Work order — Only the lines below from the one containing "programs on P7Ru**" to the one containing "0.0 | +0.16 |" should be repeated, both included and unchanged.

Information —
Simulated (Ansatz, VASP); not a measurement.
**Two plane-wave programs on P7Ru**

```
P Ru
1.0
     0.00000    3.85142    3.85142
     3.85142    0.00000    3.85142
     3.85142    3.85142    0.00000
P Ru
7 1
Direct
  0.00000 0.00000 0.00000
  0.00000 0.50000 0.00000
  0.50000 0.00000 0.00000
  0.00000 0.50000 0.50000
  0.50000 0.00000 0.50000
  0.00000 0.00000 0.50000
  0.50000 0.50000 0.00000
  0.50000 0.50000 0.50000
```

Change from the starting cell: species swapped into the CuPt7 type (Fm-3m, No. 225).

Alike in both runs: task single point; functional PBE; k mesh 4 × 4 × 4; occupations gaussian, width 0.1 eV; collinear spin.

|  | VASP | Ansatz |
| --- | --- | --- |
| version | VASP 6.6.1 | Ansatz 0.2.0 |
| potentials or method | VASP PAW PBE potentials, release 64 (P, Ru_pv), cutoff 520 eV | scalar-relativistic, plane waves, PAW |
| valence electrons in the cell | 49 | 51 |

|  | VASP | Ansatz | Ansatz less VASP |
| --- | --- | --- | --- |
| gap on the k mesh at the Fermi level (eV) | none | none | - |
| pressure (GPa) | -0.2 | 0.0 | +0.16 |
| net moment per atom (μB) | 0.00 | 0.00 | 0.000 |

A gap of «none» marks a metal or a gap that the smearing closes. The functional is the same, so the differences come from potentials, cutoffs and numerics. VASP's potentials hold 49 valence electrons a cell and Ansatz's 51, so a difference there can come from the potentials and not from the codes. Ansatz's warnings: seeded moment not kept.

Exercise response —
**Two plane-wave programs on P7Ru**

```
P Ru
1.0
     0.00000    3.85142    3.85142
     3.85142    0.00000    3.85142
     3.85142    3.85142    0.00000
P Ru
7 1
Direct
  0.00000 0.00000 0.00000
  0.00000 0.50000 0.00000
  0.50000 0.00000 0.00000
  0.00000 0.50000 0.50000
  0.50000 0.00000 0.50000
  0.00000 0.00000 0.50000
  0.50000 0.50000 0.00000
  0.50000 0.50000 0.50000
```

Change from the starting cell: species swapped into the CuPt7 type (Fm-3m, No. 225).

Alike in both runs: task single point; functional PBE; k mesh 4 × 4 × 4; occupations gaussian, width 0.1 eV; collinear spin.

|  | VASP | Ansatz |
| --- | --- | --- |
| version | VASP 6.6.1 | Ansatz 0.2.0 |
| potentials or method | VASP PAW PBE potentials, release 64 (P, Ru_pv), cutoff 520 eV | scalar-relativistic, plane waves, PAW |
| valence electrons in the cell | 49 | 51 |

|  | VASP | Ansatz | Ansatz less VASP |
| --- | --- | --- | --- |
| gap on the k mesh at the Fermi level (eV) | none | none | - |
| pressure (GPa) | -0.2 | 0.0 | +0.16 |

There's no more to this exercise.